● Requirement
All records are to be printed exactly as they appear.

◇ ◇ ◇ ◇

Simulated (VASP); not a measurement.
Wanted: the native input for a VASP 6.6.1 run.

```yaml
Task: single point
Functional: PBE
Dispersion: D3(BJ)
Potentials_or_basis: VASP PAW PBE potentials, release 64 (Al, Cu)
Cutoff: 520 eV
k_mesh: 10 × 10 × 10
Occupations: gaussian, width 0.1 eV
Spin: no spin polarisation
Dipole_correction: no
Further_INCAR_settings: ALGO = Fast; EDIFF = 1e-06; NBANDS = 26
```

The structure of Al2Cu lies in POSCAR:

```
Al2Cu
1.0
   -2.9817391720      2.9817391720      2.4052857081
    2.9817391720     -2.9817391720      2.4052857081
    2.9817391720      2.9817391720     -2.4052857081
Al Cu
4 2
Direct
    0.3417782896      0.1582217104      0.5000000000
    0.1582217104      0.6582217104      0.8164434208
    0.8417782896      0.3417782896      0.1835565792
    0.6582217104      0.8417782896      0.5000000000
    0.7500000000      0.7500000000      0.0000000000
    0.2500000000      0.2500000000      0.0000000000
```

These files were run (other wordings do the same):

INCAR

◇ ◇ ◇ ◇

● Reply
Simulated (VASP); not a measurement.
Wanted: the native input for a VASP 6.6.1 run.

```yaml
Task: single point
Functional: PBE
Dispersion: D3(BJ)
Potentials_or_basis: VASP PAW PBE potentials, release 64 (Al, Cu)
Cutoff: 520 eV
k_mesh: 10 × 10 × 10
Occupations: gaussian, width 0.1 eV
Spin: no spin polarisation
Dipole_correction: no
Further_INCAR_settings: ALGO = Fast; EDIFF = 1e-06; NBANDS = 26
```

The structure of Al2Cu lies in POSCAR:

```
Al2Cu
1.0
   -2.9817391720      2.9817391720      2.4052857081
    2.9817391720     -2.9817391720      2.4052857081
    2.9817391720      2.9817391720     -2.4052857081
Al Cu
4 2
Direct
    0.3417782896      0.1582217104      0.5000000000
    0.1582217104      0.6582217104      0.8164434208
    0.8417782896      0.3417782896      0.1835565792
    0.6582217104      0.8417782896      0.5000000000
    0.7500000000      0.7500000000      0.0000000000
    0.2500000000      0.2500000000      0.0000000000
```

These files were run (other wordings do the same):

INCAR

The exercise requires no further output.